> [Task item] Output exactly, with nothing added, the entries from the first line through the line with "0.33 | +0.136 |".

|---|
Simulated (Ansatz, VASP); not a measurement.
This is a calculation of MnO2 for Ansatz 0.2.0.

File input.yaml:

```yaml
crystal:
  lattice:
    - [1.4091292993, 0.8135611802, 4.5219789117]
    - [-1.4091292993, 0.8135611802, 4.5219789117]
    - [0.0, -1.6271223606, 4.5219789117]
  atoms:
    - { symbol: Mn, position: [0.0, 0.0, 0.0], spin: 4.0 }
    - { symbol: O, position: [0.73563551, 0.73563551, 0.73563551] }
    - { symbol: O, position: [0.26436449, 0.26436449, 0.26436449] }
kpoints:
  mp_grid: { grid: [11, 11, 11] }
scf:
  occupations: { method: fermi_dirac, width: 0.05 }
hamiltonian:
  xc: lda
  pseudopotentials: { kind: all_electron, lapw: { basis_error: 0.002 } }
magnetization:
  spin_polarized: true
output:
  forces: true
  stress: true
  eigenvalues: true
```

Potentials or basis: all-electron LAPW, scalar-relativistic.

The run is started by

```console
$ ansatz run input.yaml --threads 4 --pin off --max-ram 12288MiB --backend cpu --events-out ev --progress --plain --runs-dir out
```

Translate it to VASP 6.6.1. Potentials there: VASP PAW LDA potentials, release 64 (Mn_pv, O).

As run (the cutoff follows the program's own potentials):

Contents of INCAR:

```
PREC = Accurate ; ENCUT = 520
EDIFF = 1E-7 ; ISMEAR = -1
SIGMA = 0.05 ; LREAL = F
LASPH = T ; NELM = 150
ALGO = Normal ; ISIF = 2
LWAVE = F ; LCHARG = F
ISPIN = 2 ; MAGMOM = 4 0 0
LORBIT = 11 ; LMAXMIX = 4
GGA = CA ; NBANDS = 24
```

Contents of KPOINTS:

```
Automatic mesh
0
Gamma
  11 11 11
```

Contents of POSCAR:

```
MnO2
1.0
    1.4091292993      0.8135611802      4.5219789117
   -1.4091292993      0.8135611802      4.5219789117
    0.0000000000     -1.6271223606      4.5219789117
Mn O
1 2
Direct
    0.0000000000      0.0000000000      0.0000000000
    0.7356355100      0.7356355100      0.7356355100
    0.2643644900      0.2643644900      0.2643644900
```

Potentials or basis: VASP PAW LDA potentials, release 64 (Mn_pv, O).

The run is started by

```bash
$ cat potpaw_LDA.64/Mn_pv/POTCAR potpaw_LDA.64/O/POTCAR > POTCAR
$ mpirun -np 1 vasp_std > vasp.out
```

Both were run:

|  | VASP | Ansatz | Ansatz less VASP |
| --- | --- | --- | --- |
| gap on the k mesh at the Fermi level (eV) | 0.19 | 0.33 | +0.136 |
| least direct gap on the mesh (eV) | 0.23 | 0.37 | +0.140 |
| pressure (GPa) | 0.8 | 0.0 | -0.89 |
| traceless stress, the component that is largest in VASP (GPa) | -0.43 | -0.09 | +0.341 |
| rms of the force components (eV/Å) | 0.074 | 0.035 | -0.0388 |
|---|

> [Exercise output]
Simulated (Ansatz, VASP); not a measurement.
This is a calculation of MnO2 for Ansatz 0.2.0.

File input.yaml:

```yaml
crystal:
  lattice:
    - [1.4091292993, 0.8135611802, 4.5219789117]
    - [-1.4091292993, 0.8135611802, 4.5219789117]
    - [0.0, -1.6271223606, 4.5219789117]
  atoms:
    - { symbol: Mn, position: [0.0, 0.0, 0.0], spin: 4.0 }
    - { symbol: O, position: [0.73563551, 0.73563551, 0.73563551] }
    - { symbol: O, position: [0.26436449, 0.26436449, 0.26436449] }
kpoints:
  mp_grid: { grid: [11, 11, 11] }
scf:
  occupations: { method: fermi_dirac, width: 0.05 }
hamiltonian:
  xc: lda
  pseudopotentials: { kind: all_electron, lapw: { basis_error: 0.002 } }
magnetization:
  spin_polarized: true
output:
  forces: true
  stress: true
  eigenvalues: true
```

Potentials or basis: all-electron LAPW, scalar-relativistic.

The run is started by

```console
$ ansatz run input.yaml --threads 4 --pin off --max-ram 12288MiB --backend cpu --events-out ev --progress --plain --runs-dir out
```

Translate it to VASP 6.6.1. Potentials there: VASP PAW LDA potentials, release 64 (Mn_pv, O).

As run (the cutoff follows the program's own potentials):

Contents of INCAR:

```
PREC = Accurate ; ENCUT = 520
EDIFF = 1E-7 ; ISMEAR = -1
SIGMA = 0.05 ; LREAL = F
LASPH = T ; NELM = 150
ALGO = Normal ; ISIF = 2
LWAVE = F ; LCHARG = F
ISPIN = 2 ; MAGMOM = 4 0 0
LORBIT = 11 ; LMAXMIX = 4
GGA = CA ; NBANDS = 24
```

Contents of KPOINTS:

```
Automatic mesh
0
Gamma
  11 11 11
```

Contents of POSCAR:

```
MnO2
1.0
    1.4091292993      0.8135611802      4.5219789117
   -1.4091292993      0.8135611802      4.5219789117
    0.0000000000     -1.6271223606      4.5219789117
Mn O
1 2
Direct
    0.0000000000      0.0000000000      0.0000000000
    0.7356355100      0.7356355100      0.7356355100
    0.2643644900      0.2643644900      0.2643644900
```

Potentials or basis: VASP PAW LDA potentials, release 64 (Mn_pv, O).

The run is started by

```bash
$ cat potpaw_LDA.64/Mn_pv/POTCAR potpaw_LDA.64/O/POTCAR > POTCAR
$ mpirun -np 1 vasp_std > vasp.out
```

Both were run:

|  | VASP | Ansatz | Ansatz less VASP |
| --- | --- | --- | --- |
| gap on the k mesh at the Fermi level (eV) | 0.19 | 0.33 | +0.136 |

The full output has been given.